Work request: What you give back should be exactly the opening lines of the data, ending with the line that contains "Point-charge models of" and including it.

**********

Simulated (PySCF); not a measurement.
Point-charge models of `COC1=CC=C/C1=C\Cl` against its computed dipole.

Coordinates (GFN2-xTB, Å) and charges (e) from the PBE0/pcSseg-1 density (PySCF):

**********

Answer section:
Simulated (PySCF); not a measurement.
Point-charge models of `COC1=CC=C/C1=C\Cl` against its computed dipole.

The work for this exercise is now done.